_Extracted data:_
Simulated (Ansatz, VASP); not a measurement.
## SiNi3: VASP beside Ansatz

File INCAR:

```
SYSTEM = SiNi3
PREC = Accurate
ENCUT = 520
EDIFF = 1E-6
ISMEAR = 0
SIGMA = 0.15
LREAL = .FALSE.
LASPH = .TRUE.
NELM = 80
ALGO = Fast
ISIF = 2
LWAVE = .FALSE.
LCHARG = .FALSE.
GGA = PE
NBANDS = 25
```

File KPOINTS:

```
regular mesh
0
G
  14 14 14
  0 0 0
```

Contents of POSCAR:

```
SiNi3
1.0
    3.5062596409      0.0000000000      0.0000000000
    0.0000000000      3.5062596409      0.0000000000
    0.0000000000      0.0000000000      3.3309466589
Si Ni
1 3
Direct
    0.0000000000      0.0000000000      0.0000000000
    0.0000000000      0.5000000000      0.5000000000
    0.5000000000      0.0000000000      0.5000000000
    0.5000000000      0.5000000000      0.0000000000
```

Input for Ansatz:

_Work order:_ Print the material verbatim, all of it.

_Exercise answer:_
Simulated (Ansatz, VASP); not a measurement.
## SiNi3: VASP beside Ansatz

File INCAR:

```
SYSTEM = SiNi3
PREC = Accurate
ENCUT = 520
EDIFF = 1E-6
ISMEAR = 0
SIGMA = 0.15
LREAL = .FALSE.
LASPH = .TRUE.
NELM = 80
ALGO = Fast
ISIF = 2
LWAVE = .FALSE.
LCHARG = .FALSE.
GGA = PE
NBANDS = 25
```

File KPOINTS:

```
regular mesh
0
G
  14 14 14
  0 0 0
```

Contents of POSCAR:

```
SiNi3
1.0
    3.5062596409      0.0000000000      0.0000000000
    0.0000000000      3.5062596409      0.0000000000
    0.0000000000      0.0000000000      3.3309466589
Si Ni
1 3
Direct
    0.0000000000      0.0000000000      0.0000000000
    0.0000000000      0.5000000000      0.5000000000
    0.5000000000      0.0000000000      0.5000000000
    0.5000000000      0.5000000000      0.0000000000
```

Input for Ansatz:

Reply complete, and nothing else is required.